**DATASET ENTRIES:**
= = =

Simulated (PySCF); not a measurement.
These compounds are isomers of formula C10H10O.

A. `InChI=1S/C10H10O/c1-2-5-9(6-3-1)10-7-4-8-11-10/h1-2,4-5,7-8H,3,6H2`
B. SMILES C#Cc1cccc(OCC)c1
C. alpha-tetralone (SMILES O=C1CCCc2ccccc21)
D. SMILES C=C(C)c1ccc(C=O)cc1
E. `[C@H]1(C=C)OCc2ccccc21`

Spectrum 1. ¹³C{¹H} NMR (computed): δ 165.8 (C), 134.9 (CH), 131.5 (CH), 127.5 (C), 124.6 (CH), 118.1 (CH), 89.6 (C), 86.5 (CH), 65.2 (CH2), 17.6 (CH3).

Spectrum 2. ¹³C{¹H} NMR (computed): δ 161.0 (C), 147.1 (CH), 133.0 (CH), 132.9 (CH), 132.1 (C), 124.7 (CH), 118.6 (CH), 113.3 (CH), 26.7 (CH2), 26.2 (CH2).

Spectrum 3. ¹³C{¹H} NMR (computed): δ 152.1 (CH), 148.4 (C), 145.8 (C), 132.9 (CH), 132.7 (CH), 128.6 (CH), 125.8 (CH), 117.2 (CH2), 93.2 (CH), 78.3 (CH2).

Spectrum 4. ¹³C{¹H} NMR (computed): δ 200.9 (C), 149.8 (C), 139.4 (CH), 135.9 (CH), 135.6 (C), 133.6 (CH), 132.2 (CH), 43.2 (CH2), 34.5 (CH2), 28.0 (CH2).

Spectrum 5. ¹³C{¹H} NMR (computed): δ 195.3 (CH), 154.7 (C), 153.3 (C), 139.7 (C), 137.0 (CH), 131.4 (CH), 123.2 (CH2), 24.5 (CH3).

= = =

**ASSIGNED TASK:** Each line from the first line of the listing through the line with "(CH2), 17.6 (CH3)." must be output exactly, both ends included, and no other line may appear.

**WRITTEN ANSWER:**
Simulated (PySCF); not a measurement.
These compounds are isomers of formula C10H10O.

A. `InChI=1S/C10H10O/c1-2-5-9(6-3-1)10-7-4-8-11-10/h1-2,4-5,7-8H,3,6H2`
B. SMILES C#Cc1cccc(OCC)c1
C. alpha-tetralone (SMILES O=C1CCCc2ccccc21)
D. SMILES C=C(C)c1ccc(C=O)cc1
E. `[C@H]1(C=C)OCc2ccccc21`

Spectrum 1. ¹³C{¹H} NMR (computed): δ 165.8 (C), 134.9 (CH), 131.5 (CH), 127.5 (C), 124.6 (CH), 118.1 (CH), 89.6 (C), 86.5 (CH), 65.2 (CH2), 17.6 (CH3).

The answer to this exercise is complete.